======

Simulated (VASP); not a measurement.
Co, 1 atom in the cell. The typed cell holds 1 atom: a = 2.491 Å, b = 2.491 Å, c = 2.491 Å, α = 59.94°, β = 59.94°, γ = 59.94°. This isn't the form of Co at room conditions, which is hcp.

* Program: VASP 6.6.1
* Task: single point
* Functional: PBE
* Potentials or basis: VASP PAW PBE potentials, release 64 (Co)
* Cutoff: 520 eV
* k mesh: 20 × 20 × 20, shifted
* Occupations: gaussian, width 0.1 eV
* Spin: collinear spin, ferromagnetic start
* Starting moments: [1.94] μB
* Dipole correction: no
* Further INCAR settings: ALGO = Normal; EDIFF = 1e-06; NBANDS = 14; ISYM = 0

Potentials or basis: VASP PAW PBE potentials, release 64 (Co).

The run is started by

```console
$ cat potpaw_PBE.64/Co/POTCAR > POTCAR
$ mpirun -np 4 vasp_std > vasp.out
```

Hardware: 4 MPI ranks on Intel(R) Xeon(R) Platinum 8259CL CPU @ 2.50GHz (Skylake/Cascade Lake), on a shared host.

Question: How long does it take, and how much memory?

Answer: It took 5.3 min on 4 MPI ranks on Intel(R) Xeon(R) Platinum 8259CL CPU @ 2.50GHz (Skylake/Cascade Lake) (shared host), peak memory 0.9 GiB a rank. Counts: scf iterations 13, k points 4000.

======

(ASSIGNED TASK) Copy out each line of the data above, exactly, if it lies between the line holding "spin, ferromagnetic start" and the line holding "Question: How long", inclusive; copy no other line.

(TASK RESPONSE)
* Spin: collinear spin, ferromagnetic start
* Starting moments: [1.94] μB
* Dipole correction: no
* Further INCAR settings: ALGO = Normal; EDIFF = 1e-06; NBANDS = 14; ISYM = 0

Potentials or basis: VASP PAW PBE potentials, release 64 (Co).

The run is started by

```console
$ cat potpaw_PBE.64/Co/POTCAR > POTCAR
$ mpirun -np 4 vasp_std > vasp.out
```

Hardware: 4 MPI ranks on Intel(R) Xeon(R) Platinum 8259CL CPU @ 2.50GHz (Skylake/Cascade Lake), on a shared host.

Question: How long does it take, and how much memory?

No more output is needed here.